§ Work request: Starting at the line that holds "Working through an" and stopping at the line that holds "With Ansatz 0.2.0, Python API.", restate the records below word for word, with both of those lines included.

........
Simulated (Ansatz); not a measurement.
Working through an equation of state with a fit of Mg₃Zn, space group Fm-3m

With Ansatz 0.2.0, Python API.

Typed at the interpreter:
........

§ Answer section:
Working through an equation of state with a fit of Mg₃Zn, space group Fm-3m

With Ansatz 0.2.0, Python API.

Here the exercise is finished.